◆ **Exercise**
Up to and including the line with "Atomic calculation for V¹⁴⁺", please set down the entries below exactly, starting from the first line.

(Entries provided Opens)
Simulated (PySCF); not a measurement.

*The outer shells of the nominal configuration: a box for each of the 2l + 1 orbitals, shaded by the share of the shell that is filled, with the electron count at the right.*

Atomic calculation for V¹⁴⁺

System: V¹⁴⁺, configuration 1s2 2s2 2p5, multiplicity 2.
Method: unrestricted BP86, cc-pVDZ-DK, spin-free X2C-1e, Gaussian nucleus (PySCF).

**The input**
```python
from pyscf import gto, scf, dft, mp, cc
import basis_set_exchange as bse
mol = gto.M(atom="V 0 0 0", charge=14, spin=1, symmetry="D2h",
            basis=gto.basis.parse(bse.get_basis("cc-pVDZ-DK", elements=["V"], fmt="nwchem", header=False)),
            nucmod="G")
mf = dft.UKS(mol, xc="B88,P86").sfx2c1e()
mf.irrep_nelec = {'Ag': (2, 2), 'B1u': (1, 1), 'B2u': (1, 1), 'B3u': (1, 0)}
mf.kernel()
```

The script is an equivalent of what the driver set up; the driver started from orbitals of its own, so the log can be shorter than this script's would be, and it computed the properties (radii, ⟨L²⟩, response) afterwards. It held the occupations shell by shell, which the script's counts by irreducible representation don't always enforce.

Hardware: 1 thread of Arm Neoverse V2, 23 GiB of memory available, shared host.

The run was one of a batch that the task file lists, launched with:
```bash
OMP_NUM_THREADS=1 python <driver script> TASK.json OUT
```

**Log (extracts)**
(Entries provided Closes)

◆ **Your solution**
Simulated (PySCF); not a measurement.

*The outer shells of the nominal configuration: a box for each of the 2l + 1 orbitals, shaded by the share of the shell that is filled, with the electron count at the right.*

Atomic calculation for V¹⁴⁺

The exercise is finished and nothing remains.